- **Assignment**
Print each entry verbatim.

- **Given entries**
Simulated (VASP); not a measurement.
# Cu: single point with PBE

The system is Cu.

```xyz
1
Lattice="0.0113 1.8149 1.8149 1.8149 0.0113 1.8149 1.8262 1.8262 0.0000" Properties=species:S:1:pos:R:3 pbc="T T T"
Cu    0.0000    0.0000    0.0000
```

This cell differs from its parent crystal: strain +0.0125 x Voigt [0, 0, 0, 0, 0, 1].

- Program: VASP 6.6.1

- **Written solution**
Simulated (VASP); not a measurement.
# Cu: single point with PBE

The system is Cu.

```xyz
1
Lattice="0.0113 1.8149 1.8149 1.8149 0.0113 1.8149 1.8262 1.8262 0.0000" Properties=species:S:1:pos:R:3 pbc="T T T"
Cu    0.0000    0.0000    0.0000
```

This cell differs from its parent crystal: strain +0.0125 x Voigt [0, 0, 0, 0, 0, 1].

- Program: VASP 6.6.1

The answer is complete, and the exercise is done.